EXERCISE
Please repeat the data in full, character for character.

• • •

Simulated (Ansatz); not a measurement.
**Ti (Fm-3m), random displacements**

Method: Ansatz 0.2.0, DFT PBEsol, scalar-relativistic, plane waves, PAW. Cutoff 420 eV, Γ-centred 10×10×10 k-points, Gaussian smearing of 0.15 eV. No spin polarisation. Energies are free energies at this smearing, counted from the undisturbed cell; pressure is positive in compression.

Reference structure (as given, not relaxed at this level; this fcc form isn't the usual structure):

• • •

EXERCISE RESPONSE
Simulated (Ansatz); not a measurement.
**Ti (Fm-3m), random displacements**

Method: Ansatz 0.2.0, DFT PBEsol, scalar-relativistic, plane waves, PAW. Cutoff 420 eV, Γ-centred 10×10×10 k-points, Gaussian smearing of 0.15 eV. No spin polarisation. Energies are free energies at this smearing, counted from the undisturbed cell; pressure is positive in compression.

Reference structure (as given, not relaxed at this level; this fcc form isn't the usual structure):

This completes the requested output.